EXTRACTED RECORDS
BEGIN
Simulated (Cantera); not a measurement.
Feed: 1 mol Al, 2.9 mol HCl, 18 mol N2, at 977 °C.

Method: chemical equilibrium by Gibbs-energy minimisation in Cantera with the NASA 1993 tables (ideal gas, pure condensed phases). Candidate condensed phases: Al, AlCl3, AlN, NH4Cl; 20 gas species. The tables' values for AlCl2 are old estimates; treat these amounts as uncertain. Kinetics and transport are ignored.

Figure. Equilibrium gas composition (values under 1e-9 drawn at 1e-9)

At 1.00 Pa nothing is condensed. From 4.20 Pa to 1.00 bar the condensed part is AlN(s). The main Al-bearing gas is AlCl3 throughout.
END

From the records above, print exactly the lines that run from the line with "Feed: 1 mol" to the line with "Figure. Equilibrium gas", inclusive.

Feed: 1 mol Al, 2.9 mol HCl, 18 mol N2, at 977 °C.

Method: chemical equilibrium by Gibbs-energy minimisation in Cantera with the NASA 1993 tables (ideal gas, pure condensed phases). Candidate condensed phases: Al, AlCl3, AlN, NH4Cl; 20 gas species. The tables' values for AlCl2 are old estimates; treat these amounts as uncertain. Kinetics and transport are ignored.

Figure. Equilibrium gas composition (values under 1e-9 drawn at 1e-9)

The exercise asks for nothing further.